> **Data supplied**
◆ ◆ ◆

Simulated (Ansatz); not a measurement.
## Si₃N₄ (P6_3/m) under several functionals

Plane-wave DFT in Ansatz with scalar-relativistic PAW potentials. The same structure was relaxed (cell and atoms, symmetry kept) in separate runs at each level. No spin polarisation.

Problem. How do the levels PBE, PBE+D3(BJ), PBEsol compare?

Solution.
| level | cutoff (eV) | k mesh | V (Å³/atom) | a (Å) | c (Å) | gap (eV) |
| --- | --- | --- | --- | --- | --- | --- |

◆ ◆ ◆

> **Exercise**
Reproduce all of the data. Leave every line unchanged.

> **Task output**
Simulated (Ansatz); not a measurement.
## Si₃N₄ (P6_3/m) under several functionals

Plane-wave DFT in Ansatz with scalar-relativistic PAW potentials. The same structure was relaxed (cell and atoms, symmetry kept) in separate runs at each level. No spin polarisation.

Problem. How do the levels PBE, PBE+D3(BJ), PBEsol compare?

Solution.
| level | cutoff (eV) | k mesh | V (Å³/atom) | a (Å) | c (Å) | gap (eV) |
| --- | --- | --- | --- | --- | --- | --- |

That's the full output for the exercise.